********
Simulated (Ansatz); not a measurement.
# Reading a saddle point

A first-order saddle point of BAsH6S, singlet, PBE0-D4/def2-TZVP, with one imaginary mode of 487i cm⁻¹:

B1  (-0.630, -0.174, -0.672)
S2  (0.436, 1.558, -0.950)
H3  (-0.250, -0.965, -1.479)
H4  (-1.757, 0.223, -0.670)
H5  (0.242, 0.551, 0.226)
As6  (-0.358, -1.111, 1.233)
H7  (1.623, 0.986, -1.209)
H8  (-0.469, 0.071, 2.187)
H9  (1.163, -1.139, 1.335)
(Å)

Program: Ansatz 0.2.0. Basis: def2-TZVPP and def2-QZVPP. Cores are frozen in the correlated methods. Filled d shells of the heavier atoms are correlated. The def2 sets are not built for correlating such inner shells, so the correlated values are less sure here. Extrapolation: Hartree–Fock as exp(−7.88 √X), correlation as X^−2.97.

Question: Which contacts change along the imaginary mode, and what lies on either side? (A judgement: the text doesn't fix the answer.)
********

(WORK TASK):
Each line above must be reproduced exactly.

(SOLUTION):
Simulated (Ansatz); not a measurement.
# Reading a saddle point

A first-order saddle point of BAsH6S, singlet, PBE0-D4/def2-TZVP, with one imaginary mode of 487i cm⁻¹:

B1  (-0.630, -0.174, -0.672)
S2  (0.436, 1.558, -0.950)
H3  (-0.250, -0.965, -1.479)
H4  (-1.757, 0.223, -0.670)
H5  (0.242, 0.551, 0.226)
As6  (-0.358, -1.111, 1.233)
H7  (1.623, 0.986, -1.209)
H8  (-0.469, 0.071, 2.187)
H9  (1.163, -1.139, 1.335)
(Å)

Program: Ansatz 0.2.0. Basis: def2-TZVPP and def2-QZVPP. Cores are frozen in the correlated methods. Filled d shells of the heavier atoms are correlated. The def2 sets are not built for correlating such inner shells, so the correlated values are less sure here. Extrapolation: Hartree–Fock as exp(−7.88 √X), correlation as X^−2.97.

Question: Which contacts change along the imaginary mode, and what lies on either side? (A judgement: the text doesn't fix the answer.)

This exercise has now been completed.